Requirement
Set the data down again, exactly as it appears below.

Extracted records
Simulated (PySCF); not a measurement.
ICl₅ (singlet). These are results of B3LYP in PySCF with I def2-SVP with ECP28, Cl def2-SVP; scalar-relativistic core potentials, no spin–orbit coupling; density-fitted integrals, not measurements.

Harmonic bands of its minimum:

Task result
Simulated (PySCF); not a measurement.
ICl₅ (singlet). These are results of B3LYP in PySCF with I def2-SVP with ECP28, Cl def2-SVP; scalar-relativistic core potentials, no spin–orbit coupling; density-fitted integrals, not measurements.

Harmonic bands of its minimum:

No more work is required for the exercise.